**ASSIGNMENT:**
Every entry needs to be duplicated exactly.

**DATASET EXTRACT:**
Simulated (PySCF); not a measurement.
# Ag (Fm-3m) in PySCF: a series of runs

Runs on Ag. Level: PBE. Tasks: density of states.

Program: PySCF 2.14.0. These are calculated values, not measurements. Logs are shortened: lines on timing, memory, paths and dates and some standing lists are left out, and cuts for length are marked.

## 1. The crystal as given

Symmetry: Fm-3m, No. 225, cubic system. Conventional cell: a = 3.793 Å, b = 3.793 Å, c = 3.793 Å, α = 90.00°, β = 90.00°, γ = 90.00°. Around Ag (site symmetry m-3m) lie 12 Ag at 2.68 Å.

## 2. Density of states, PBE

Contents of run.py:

**ANSWER BOX:**
Simulated (PySCF); not a measurement.
# Ag (Fm-3m) in PySCF: a series of runs

Runs on Ag. Level: PBE. Tasks: density of states.

Program: PySCF 2.14.0. These are calculated values, not measurements. Logs are shortened: lines on timing, memory, paths and dates and some standing lists are left out, and cuts for length are marked.

## 1. The crystal as given

Symmetry: Fm-3m, No. 225, cubic system. Conventional cell: a = 3.793 Å, b = 3.793 Å, c = 3.793 Å, α = 90.00°, β = 90.00°, γ = 90.00°. Around Ag (site symmetry m-3m) lie 12 Ag at 2.68 Å.

## 2. Density of states, PBE

Contents of run.py:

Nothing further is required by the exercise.